*** Extracted data Section Begins ***

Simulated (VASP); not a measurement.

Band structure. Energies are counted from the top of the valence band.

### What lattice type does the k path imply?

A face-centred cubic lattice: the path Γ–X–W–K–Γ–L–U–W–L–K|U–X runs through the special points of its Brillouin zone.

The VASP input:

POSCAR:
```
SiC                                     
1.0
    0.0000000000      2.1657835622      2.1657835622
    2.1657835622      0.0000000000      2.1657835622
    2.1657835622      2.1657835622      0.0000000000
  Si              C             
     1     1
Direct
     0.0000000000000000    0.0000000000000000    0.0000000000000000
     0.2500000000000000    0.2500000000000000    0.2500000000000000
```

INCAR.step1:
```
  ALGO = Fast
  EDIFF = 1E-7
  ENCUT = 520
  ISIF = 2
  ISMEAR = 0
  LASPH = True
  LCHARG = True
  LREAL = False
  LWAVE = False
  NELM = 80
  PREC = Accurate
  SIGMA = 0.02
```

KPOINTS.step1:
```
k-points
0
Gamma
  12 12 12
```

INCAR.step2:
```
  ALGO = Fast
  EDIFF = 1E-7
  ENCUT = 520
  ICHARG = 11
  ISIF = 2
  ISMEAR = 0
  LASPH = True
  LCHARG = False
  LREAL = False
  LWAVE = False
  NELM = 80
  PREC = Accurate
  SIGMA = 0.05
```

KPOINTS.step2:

*** Extracted data Section Ends ***

Please print exactly what appears from the first line of the data through the line with "### What lattice type does the k path imply?", including both of those lines and nothing past them.

Simulated (VASP); not a measurement.

Band structure. Energies are counted from the top of the valence band.

### What lattice type does the k path imply?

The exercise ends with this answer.